> Work instruction: Your task is to repeat the listing exactly.

> Provided data:
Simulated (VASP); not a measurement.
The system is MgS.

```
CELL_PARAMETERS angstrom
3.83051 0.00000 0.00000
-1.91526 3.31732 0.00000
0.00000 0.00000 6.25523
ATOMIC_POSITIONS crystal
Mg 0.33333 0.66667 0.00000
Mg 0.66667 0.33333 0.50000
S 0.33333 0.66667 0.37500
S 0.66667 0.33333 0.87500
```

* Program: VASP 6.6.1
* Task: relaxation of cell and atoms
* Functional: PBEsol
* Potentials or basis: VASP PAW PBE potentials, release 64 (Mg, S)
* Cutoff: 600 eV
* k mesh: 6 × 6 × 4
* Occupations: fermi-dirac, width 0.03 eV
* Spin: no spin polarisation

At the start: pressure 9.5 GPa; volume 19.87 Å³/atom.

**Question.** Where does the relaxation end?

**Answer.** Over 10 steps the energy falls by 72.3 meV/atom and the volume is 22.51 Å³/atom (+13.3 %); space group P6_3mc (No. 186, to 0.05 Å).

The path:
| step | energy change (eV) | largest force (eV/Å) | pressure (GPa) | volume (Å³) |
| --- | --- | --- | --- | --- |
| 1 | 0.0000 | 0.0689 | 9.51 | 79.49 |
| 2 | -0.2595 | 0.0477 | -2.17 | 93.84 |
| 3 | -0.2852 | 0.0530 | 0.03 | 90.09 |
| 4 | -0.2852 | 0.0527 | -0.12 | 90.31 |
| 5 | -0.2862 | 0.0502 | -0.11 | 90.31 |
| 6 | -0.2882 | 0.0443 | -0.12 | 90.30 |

> Written reply:
Simulated (VASP); not a measurement.
The system is MgS.

```
CELL_PARAMETERS angstrom
3.83051 0.00000 0.00000
-1.91526 3.31732 0.00000
0.00000 0.00000 6.25523
ATOMIC_POSITIONS crystal
Mg 0.33333 0.66667 0.00000
Mg 0.66667 0.33333 0.50000
S 0.33333 0.66667 0.37500
S 0.66667 0.33333 0.87500
```

* Program: VASP 6.6.1
* Task: relaxation of cell and atoms
* Functional: PBEsol
* Potentials or basis: VASP PAW PBE potentials, release 64 (Mg, S)
* Cutoff: 600 eV
* k mesh: 6 × 6 × 4
* Occupations: fermi-dirac, width 0.03 eV
* Spin: no spin polarisation

At the start: pressure 9.5 GPa; volume 19.87 Å³/atom.

**Question.** Where does the relaxation end?

**Answer.** Over 10 steps the energy falls by 72.3 meV/atom and the volume is 22.51 Å³/atom (+13.3 %); space group P6_3mc (No. 186, to 0.05 Å).

The path:
| step | energy change (eV) | largest force (eV/Å) | pressure (GPa) | volume (Å³) |
| --- | --- | --- | --- | --- |
| 1 | 0.0000 | 0.0689 | 9.51 | 79.49 |
| 2 | -0.2595 | 0.0477 | -2.17 | 93.84 |
| 3 | -0.2852 | 0.0530 | 0.03 | 90.09 |
| 4 | -0.2852 | 0.0527 | -0.12 | 90.31 |
| 5 | -0.2862 | 0.0502 | -0.11 | 90.31 |
| 6 | -0.2882 | 0.0443 | -0.12 | 90.30 |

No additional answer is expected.